● ● ● ● ●

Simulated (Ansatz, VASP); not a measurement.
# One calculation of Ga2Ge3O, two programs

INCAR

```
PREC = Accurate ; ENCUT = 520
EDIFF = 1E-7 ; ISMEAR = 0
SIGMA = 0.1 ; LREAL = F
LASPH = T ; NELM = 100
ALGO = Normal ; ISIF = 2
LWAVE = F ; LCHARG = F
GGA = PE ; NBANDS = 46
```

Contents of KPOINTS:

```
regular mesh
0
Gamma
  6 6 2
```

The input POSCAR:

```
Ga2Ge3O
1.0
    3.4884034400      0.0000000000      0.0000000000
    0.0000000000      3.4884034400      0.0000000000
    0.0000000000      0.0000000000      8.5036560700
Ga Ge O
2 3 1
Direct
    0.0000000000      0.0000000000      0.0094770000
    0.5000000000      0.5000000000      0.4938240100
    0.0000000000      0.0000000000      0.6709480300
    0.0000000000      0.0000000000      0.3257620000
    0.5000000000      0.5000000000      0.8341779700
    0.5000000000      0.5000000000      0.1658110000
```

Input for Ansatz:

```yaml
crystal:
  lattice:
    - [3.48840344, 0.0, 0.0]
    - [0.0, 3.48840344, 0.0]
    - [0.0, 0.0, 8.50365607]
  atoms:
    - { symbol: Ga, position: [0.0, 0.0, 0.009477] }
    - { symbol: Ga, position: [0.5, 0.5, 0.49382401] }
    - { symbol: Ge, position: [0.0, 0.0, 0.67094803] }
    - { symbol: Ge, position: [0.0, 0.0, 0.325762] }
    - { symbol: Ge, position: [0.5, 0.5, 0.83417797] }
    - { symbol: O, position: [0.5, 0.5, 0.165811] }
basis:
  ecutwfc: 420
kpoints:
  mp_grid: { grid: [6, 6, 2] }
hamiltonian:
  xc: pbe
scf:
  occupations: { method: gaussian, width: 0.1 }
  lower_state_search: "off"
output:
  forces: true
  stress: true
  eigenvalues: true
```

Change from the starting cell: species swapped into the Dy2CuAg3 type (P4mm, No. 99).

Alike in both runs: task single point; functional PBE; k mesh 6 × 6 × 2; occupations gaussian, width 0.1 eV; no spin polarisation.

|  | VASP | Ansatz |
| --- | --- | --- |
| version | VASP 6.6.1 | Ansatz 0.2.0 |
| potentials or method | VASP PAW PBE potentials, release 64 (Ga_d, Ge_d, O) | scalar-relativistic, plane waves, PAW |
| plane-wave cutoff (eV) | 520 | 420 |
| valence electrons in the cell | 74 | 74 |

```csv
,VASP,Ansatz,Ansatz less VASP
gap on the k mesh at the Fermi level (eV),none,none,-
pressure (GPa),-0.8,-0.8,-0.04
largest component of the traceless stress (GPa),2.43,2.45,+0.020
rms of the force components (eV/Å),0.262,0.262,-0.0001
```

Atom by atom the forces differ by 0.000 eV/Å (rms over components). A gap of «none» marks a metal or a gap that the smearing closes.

● ● ● ● ●

**WORK TASK:** Beginning with the first line of the entries, repeat each line exactly until you have reproduced the one containing "Ansatz 0.2.0 |", and add nothing further.

**TASK RESPONSE:**
Simulated (Ansatz, VASP); not a measurement.
# One calculation of Ga2Ge3O, two programs

INCAR

```
PREC = Accurate ; ENCUT = 520
EDIFF = 1E-7 ; ISMEAR = 0
SIGMA = 0.1 ; LREAL = F
LASPH = T ; NELM = 100
ALGO = Normal ; ISIF = 2
LWAVE = F ; LCHARG = F
GGA = PE ; NBANDS = 46
```

Contents of KPOINTS:

```
regular mesh
0
Gamma
  6 6 2
```

The input POSCAR:

```
Ga2Ge3O
1.0
    3.4884034400      0.0000000000      0.0000000000
    0.0000000000      3.4884034400      0.0000000000
    0.0000000000      0.0000000000      8.5036560700
Ga Ge O
2 3 1
Direct
    0.0000000000      0.0000000000      0.0094770000
    0.5000000000      0.5000000000      0.4938240100
    0.0000000000      0.0000000000      0.6709480300
    0.0000000000      0.0000000000      0.3257620000
    0.5000000000      0.5000000000      0.8341779700
    0.5000000000      0.5000000000      0.1658110000
```

Input for Ansatz:

```yaml
crystal:
  lattice:
    - [3.48840344, 0.0, 0.0]
    - [0.0, 3.48840344, 0.0]
    - [0.0, 0.0, 8.50365607]
  atoms:
    - { symbol: Ga, position: [0.0, 0.0, 0.009477] }
    - { symbol: Ga, position: [0.5, 0.5, 0.49382401] }
    - { symbol: Ge, position: [0.0, 0.0, 0.67094803] }
    - { symbol: Ge, position: [0.0, 0.0, 0.325762] }
    - { symbol: Ge, position: [0.5, 0.5, 0.83417797] }
    - { symbol: O, position: [0.5, 0.5, 0.165811] }
basis:
  ecutwfc: 420
kpoints:
  mp_grid: { grid: [6, 6, 2] }
hamiltonian:
  xc: pbe
scf:
  occupations: { method: gaussian, width: 0.1 }
  lower_state_search: "off"
output:
  forces: true
  stress: true
  eigenvalues: true
```

Change from the starting cell: species swapped into the Dy2CuAg3 type (P4mm, No. 99).

Alike in both runs: task single point; functional PBE; k mesh 6 × 6 × 2; occupations gaussian, width 0.1 eV; no spin polarisation.

|  | VASP | Ansatz |
| --- | --- | --- |
| version | VASP 6.6.1 | Ansatz 0.2.0 |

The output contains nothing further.